## Work order
All entries must be extracted exactly, with nothing added or dropped.

## Data supplied
______________________________

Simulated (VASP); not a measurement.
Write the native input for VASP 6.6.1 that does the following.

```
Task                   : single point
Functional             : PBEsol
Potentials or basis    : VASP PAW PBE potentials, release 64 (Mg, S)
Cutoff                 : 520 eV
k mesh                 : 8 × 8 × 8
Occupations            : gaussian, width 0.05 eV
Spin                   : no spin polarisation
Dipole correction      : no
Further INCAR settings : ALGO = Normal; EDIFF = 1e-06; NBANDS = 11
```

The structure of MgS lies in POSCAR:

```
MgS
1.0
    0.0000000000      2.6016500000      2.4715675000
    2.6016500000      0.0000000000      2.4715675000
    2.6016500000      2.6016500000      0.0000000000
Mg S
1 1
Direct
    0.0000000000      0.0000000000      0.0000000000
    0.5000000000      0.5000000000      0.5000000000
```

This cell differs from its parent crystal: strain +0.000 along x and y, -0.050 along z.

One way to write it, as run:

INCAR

______________________________

## Your solution
Simulated (VASP); not a measurement.
Write the native input for VASP 6.6.1 that does the following.

```
Task                   : single point
Functional             : PBEsol
Potentials or basis    : VASP PAW PBE potentials, release 64 (Mg, S)
Cutoff                 : 520 eV
k mesh                 : 8 × 8 × 8
Occupations            : gaussian, width 0.05 eV
Spin                   : no spin polarisation
Dipole correction      : no
Further INCAR settings : ALGO = Normal; EDIFF = 1e-06; NBANDS = 11
```

The structure of MgS lies in POSCAR:

```
MgS
1.0
    0.0000000000      2.6016500000      2.4715675000
    2.6016500000      0.0000000000      2.4715675000
    2.6016500000      2.6016500000      0.0000000000
Mg S
1 1
Direct
    0.0000000000      0.0000000000      0.0000000000
    0.5000000000      0.5000000000      0.5000000000
```

This cell differs from its parent crystal: strain +0.000 along x and y, -0.050 along z.

One way to write it, as run:

INCAR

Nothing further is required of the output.